Top of RECORD EXCERPTS
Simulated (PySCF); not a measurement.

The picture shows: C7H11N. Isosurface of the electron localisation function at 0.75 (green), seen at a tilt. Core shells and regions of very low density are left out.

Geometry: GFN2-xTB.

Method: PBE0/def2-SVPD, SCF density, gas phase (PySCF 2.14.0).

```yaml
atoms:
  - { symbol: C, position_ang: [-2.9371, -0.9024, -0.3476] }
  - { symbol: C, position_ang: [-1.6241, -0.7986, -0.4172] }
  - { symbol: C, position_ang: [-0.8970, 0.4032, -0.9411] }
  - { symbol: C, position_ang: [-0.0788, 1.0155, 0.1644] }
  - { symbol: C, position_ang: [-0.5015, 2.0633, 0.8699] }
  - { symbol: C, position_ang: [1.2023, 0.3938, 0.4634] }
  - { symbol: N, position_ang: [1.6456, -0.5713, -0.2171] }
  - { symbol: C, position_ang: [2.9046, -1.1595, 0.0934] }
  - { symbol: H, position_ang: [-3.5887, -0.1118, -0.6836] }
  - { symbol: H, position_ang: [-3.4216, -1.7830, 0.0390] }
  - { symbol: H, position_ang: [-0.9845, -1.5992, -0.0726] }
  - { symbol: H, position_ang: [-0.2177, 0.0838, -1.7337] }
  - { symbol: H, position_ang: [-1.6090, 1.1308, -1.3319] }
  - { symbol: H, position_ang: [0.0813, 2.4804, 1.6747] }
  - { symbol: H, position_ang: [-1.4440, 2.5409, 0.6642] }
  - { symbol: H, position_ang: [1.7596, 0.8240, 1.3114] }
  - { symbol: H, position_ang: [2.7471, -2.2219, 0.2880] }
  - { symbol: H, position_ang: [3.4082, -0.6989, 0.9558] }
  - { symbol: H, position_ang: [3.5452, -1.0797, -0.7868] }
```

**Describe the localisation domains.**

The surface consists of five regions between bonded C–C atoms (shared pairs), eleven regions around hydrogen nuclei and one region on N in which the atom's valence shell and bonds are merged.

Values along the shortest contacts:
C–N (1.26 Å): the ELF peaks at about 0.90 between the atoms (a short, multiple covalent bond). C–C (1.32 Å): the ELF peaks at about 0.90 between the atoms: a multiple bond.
Bottom of RECORD EXCERPTS

Go back to the listing above. Copy word for word the lines from the one with "The surface consists" through the one with "Values along the", and nothing more.

▶ [TASK RESULT]:
The surface consists of five regions between bonded C–C atoms (shared pairs), eleven regions around hydrogen nuclei and one region on N in which the atom's valence shell and bonds are merged.

Values along the shortest contacts:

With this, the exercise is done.